**ACTION ITEM:** Write down exactly the lines of the records below, beginning with the first and ending with the line that includes "Solution. D = 4Be³/ωe² = 1.11e-07 cm⁻¹.".

**MATERIAL SUPPLIED:**
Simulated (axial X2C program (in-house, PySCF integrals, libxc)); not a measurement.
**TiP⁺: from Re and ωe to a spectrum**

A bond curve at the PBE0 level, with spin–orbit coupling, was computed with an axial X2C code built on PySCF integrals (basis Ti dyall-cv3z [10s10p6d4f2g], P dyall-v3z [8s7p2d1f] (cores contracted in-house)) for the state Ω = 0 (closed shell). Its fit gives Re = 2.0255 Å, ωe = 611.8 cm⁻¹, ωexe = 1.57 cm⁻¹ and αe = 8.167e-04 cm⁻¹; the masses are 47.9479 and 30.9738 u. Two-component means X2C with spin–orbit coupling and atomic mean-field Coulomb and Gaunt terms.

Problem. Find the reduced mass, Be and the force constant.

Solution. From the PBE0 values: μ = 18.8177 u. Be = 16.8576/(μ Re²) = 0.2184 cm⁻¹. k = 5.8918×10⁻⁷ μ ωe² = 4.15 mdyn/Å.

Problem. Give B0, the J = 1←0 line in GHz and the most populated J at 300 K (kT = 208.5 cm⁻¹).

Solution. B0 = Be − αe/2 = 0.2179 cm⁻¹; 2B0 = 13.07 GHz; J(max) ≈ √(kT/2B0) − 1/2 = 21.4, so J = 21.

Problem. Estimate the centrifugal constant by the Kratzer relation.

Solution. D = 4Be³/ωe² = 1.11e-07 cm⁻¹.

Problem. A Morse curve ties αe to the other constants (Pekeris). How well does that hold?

**REPLY:**
Simulated (axial X2C program (in-house, PySCF integrals, libxc)); not a measurement.
**TiP⁺: from Re and ωe to a spectrum**

A bond curve at the PBE0 level, with spin–orbit coupling, was computed with an axial X2C code built on PySCF integrals (basis Ti dyall-cv3z [10s10p6d4f2g], P dyall-v3z [8s7p2d1f] (cores contracted in-house)) for the state Ω = 0 (closed shell). Its fit gives Re = 2.0255 Å, ωe = 611.8 cm⁻¹, ωexe = 1.57 cm⁻¹ and αe = 8.167e-04 cm⁻¹; the masses are 47.9479 and 30.9738 u. Two-component means X2C with spin–orbit coupling and atomic mean-field Coulomb and Gaunt terms.

Problem. Find the reduced mass, Be and the force constant.

Solution. From the PBE0 values: μ = 18.8177 u. Be = 16.8576/(μ Re²) = 0.2184 cm⁻¹. k = 5.8918×10⁻⁷ μ ωe² = 4.15 mdyn/Å.

Problem. Give B0, the J = 1←0 line in GHz and the most populated J at 300 K (kT = 208.5 cm⁻¹).

Solution. B0 = Be − αe/2 = 0.2179 cm⁻¹; 2B0 = 13.07 GHz; J(max) ≈ √(kT/2B0) − 1/2 = 21.4, so J = 21.

Problem. Estimate the centrifugal constant by the Kratzer relation.

Solution. D = 4Be³/ωe² = 1.11e-07 cm⁻¹.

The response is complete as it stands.